Exercise>
Look through the records below for the line with "The coordinates come" and the line with "This input was", then return those lines and all lines between, exactly.

________________________________________

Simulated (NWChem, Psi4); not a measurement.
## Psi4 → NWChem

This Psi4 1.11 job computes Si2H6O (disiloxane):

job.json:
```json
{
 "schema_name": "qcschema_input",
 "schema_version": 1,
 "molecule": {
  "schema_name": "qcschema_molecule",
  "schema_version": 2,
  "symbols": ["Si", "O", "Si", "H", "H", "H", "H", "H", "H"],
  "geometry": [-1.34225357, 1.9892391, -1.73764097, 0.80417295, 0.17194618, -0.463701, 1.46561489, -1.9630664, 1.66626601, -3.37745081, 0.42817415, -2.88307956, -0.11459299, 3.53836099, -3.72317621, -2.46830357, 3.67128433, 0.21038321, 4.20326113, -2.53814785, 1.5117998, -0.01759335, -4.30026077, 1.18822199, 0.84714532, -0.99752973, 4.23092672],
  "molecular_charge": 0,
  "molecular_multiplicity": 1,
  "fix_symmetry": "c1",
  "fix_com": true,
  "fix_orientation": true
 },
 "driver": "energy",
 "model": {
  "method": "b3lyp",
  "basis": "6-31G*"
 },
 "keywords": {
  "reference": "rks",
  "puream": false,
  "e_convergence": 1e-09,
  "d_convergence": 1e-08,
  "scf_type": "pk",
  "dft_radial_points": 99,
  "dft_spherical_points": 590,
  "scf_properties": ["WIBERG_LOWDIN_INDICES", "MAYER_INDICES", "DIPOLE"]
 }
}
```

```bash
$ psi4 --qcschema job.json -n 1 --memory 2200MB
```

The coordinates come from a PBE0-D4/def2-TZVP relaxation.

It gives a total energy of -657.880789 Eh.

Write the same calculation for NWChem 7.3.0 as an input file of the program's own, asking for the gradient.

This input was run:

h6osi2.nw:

________________________________________

Worked solution>
The coordinates come from a PBE0-D4/def2-TZVP relaxation.

It gives a total energy of -657.880789 Eh.

Write the same calculation for NWChem 7.3.0 as an input file of the program's own, asking for the gradient.

This input was run:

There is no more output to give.